Work request:
Please copy the listing below in its entirety, without alteration.

=====

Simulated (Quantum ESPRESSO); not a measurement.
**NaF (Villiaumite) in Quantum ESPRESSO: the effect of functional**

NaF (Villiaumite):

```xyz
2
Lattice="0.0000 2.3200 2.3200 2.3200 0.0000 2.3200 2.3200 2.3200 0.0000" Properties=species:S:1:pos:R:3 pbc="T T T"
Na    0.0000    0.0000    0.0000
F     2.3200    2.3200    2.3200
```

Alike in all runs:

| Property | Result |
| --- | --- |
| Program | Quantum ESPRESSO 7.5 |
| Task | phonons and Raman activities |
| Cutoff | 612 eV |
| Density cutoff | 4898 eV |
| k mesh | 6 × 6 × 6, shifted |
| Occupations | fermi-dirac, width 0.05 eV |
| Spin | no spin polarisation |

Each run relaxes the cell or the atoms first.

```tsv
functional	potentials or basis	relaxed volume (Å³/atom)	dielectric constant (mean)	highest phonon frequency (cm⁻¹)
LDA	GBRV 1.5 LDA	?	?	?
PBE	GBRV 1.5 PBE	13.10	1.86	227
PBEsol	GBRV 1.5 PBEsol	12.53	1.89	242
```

=====

Problem solution:
Simulated (Quantum ESPRESSO); not a measurement.
**NaF (Villiaumite) in Quantum ESPRESSO: the effect of functional**

NaF (Villiaumite):

```xyz
2
Lattice="0.0000 2.3200 2.3200 2.3200 0.0000 2.3200 2.3200 2.3200 0.0000" Properties=species:S:1:pos:R:3 pbc="T T T"
Na    0.0000    0.0000    0.0000
F     2.3200    2.3200    2.3200
```

Alike in all runs:

| Property | Result |
| --- | --- |
| Program | Quantum ESPRESSO 7.5 |
| Task | phonons and Raman activities |
| Cutoff | 612 eV |
| Density cutoff | 4898 eV |
| k mesh | 6 × 6 × 6, shifted |
| Occupations | fermi-dirac, width 0.05 eV |
| Spin | no spin polarisation |

Each run relaxes the cell or the atoms first.

```tsv
functional	potentials or basis	relaxed volume (Å³/atom)	dielectric constant (mean)	highest phonon frequency (cm⁻¹)
LDA	GBRV 1.5 LDA	?	?	?
PBE	GBRV 1.5 PBE	13.10	1.86	227
PBEsol	GBRV 1.5 PBEsol	12.53	1.89	242
```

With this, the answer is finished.